WORK ITEM:
Give the listing again in full, exactly as written.

LISTED RECORDS:
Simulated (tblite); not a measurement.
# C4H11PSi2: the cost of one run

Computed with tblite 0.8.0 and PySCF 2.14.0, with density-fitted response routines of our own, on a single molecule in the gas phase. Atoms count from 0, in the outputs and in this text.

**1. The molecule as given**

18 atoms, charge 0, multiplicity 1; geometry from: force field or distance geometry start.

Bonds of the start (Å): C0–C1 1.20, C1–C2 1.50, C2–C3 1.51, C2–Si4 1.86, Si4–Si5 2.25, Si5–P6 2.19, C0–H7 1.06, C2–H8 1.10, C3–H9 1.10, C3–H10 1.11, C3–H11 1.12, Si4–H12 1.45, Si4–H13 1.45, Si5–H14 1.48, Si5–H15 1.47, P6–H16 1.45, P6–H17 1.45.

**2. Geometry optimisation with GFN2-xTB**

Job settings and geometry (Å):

ANSWER SECTION:
Simulated (tblite); not a measurement.
# C4H11PSi2: the cost of one run

Computed with tblite 0.8.0 and PySCF 2.14.0, with density-fitted response routines of our own, on a single molecule in the gas phase. Atoms count from 0, in the outputs and in this text.

**1. The molecule as given**

18 atoms, charge 0, multiplicity 1; geometry from: force field or distance geometry start.

Bonds of the start (Å): C0–C1 1.20, C1–C2 1.50, C2–C3 1.51, C2–Si4 1.86, Si4–Si5 2.25, Si5–P6 2.19, C0–H7 1.06, C2–H8 1.10, C3–H9 1.10, C3–H10 1.11, C3–H11 1.12, Si4–H12 1.45, Si4–H13 1.45, Si5–H14 1.48, Si5–H15 1.47, P6–H16 1.45, P6–H17 1.45.

**2. Geometry optimisation with GFN2-xTB**

Job settings and geometry (Å):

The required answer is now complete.